■ Information given
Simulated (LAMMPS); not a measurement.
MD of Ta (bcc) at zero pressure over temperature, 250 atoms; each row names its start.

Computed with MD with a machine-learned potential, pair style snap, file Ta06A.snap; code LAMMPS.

■ Assignment
Your job is to set down the whole listing a second time, exactly.

■ Task result
Simulated (LAMMPS); not a measurement.
MD of Ta (bcc) at zero pressure over temperature, 250 atoms; each row names its start.

Computed with MD with a machine-learned potential, pair style snap, file Ta06A.snap; code LAMMPS.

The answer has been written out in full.